==== ENTRIES SHOWN ====
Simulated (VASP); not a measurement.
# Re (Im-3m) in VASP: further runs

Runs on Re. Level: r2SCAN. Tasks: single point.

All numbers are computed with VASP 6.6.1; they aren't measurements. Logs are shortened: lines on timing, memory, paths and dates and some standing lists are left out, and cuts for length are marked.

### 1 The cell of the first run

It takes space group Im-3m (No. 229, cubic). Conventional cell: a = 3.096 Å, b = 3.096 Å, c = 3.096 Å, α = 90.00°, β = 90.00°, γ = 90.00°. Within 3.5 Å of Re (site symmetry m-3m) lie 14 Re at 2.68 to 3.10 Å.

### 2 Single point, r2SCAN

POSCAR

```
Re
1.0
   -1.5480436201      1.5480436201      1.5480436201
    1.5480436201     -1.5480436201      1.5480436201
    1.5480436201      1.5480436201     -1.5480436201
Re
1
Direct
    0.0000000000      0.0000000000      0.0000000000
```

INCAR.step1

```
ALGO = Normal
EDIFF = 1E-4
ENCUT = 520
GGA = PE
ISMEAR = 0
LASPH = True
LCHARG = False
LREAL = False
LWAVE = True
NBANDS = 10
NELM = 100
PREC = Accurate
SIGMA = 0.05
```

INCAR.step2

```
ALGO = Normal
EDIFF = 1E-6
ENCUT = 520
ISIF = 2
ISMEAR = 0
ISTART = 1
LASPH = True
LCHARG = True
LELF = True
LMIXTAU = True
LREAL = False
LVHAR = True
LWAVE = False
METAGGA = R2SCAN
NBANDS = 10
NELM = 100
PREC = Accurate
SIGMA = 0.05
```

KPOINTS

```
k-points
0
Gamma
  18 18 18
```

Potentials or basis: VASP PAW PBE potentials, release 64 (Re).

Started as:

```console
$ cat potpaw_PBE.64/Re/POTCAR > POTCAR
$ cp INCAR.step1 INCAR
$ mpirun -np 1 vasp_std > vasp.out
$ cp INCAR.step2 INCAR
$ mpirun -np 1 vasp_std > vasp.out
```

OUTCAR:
====

**WORK INSTRUCTION**
Repeat exactly, and only, the run of lines from the start of the material above through the line that holds "### 1 The cell of the first run".

**EXERCISE SOLUTION**
Simulated (VASP); not a measurement.
# Re (Im-3m) in VASP: further runs

Runs on Re. Level: r2SCAN. Tasks: single point.

All numbers are computed with VASP 6.6.1; they aren't measurements. Logs are shortened: lines on timing, memory, paths and dates and some standing lists are left out, and cuts for length are marked.

### 1 The cell of the first run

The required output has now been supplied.